### Listed records
%%

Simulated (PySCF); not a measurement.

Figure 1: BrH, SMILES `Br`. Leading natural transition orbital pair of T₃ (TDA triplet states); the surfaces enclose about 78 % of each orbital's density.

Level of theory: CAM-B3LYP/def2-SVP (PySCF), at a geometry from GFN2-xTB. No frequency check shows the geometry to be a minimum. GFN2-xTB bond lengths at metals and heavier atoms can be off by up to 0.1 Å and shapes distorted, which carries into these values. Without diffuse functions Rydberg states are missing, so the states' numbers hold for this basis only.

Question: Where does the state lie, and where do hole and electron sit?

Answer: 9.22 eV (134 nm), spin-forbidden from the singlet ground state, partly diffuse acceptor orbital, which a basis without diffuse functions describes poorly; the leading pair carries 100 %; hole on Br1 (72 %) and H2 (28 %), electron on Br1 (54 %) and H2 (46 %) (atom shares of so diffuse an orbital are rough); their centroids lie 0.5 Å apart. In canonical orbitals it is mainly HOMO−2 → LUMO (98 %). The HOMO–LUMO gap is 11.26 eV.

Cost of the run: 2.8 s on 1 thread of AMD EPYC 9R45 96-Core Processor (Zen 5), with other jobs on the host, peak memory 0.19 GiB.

%%

Give back exactly the material above from its opening line to the line bearing "Level of theory: CAM-B3LYP/def2-SVP".

### Exercise result
Simulated (PySCF); not a measurement.

Figure 1: BrH, SMILES `Br`. Leading natural transition orbital pair of T₃ (TDA triplet states); the surfaces enclose about 78 % of each orbital's density.

Level of theory: CAM-B3LYP/def2-SVP (PySCF), at a geometry from GFN2-xTB. No frequency check shows the geometry to be a minimum. GFN2-xTB bond lengths at metals and heavier atoms can be off by up to 0.1 Å and shapes distorted, which carries into these values. Without diffuse functions Rydberg states are missing, so the states' numbers hold for this basis only.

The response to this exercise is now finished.